[[ Dataset content, beginning ]]

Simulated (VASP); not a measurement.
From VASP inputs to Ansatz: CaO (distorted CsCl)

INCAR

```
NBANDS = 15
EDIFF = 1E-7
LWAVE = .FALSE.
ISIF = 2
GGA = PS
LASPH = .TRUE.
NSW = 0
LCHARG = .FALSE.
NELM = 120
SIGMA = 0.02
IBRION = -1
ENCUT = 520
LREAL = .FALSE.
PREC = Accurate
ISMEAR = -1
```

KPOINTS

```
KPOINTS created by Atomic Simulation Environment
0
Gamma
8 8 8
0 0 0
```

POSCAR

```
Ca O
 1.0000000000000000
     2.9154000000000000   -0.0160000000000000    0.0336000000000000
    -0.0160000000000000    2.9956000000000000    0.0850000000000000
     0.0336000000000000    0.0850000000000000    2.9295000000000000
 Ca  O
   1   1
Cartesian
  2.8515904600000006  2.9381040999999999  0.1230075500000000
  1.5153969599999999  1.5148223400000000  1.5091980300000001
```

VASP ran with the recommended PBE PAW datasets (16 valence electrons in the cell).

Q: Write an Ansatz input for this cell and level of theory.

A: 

[[ Dataset content, end ]]

* _Exercise_:
Reproduce each record above exactly, keeping every word as it stands.

* _Answer box_:
Simulated (VASP); not a measurement.
From VASP inputs to Ansatz: CaO (distorted CsCl)

INCAR

```
NBANDS = 15
EDIFF = 1E-7
LWAVE = .FALSE.
ISIF = 2
GGA = PS
LASPH = .TRUE.
NSW = 0
LCHARG = .FALSE.
NELM = 120
SIGMA = 0.02
IBRION = -1
ENCUT = 520
LREAL = .FALSE.
PREC = Accurate
ISMEAR = -1
```

KPOINTS

```
KPOINTS created by Atomic Simulation Environment
0
Gamma
8 8 8
0 0 0
```

POSCAR

```
Ca O
 1.0000000000000000
     2.9154000000000000   -0.0160000000000000    0.0336000000000000
    -0.0160000000000000    2.9956000000000000    0.0850000000000000
     0.0336000000000000    0.0850000000000000    2.9295000000000000
 Ca  O
   1   1
Cartesian
  2.8515904600000006  2.9381040999999999  0.1230075500000000
  1.5153969599999999  1.5148223400000000  1.5091980300000001
```

VASP ran with the recommended PBE PAW datasets (16 valence electrons in the cell).

Q: Write an Ansatz input for this cell and level of theory.

A: 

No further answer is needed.